**DATA PROVIDED**
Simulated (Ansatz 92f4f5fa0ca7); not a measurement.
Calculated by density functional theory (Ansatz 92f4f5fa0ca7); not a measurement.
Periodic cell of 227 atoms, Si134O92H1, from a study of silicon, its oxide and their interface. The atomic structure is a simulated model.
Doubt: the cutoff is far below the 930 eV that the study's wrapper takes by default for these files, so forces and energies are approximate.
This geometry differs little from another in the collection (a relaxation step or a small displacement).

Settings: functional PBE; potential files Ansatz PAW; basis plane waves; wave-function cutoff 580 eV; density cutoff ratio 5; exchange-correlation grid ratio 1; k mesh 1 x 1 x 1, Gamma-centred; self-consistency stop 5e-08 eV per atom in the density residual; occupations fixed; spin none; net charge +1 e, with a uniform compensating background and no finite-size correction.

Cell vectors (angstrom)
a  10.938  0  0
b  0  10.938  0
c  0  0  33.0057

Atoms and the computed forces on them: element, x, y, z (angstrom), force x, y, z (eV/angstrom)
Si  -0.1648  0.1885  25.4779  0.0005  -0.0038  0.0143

**WORK TASK**
Using the entries shown above, reproduce verbatim the lines from the line bearing "Calculated by density" to the line bearing "Periodic cell of", inclusive.

**WORKED SOLUTION**
Calculated by density functional theory (Ansatz 92f4f5fa0ca7); not a measurement.
Periodic cell of 227 atoms, Si134O92H1, from a study of silicon, its oxide and their interface. The atomic structure is a simulated model.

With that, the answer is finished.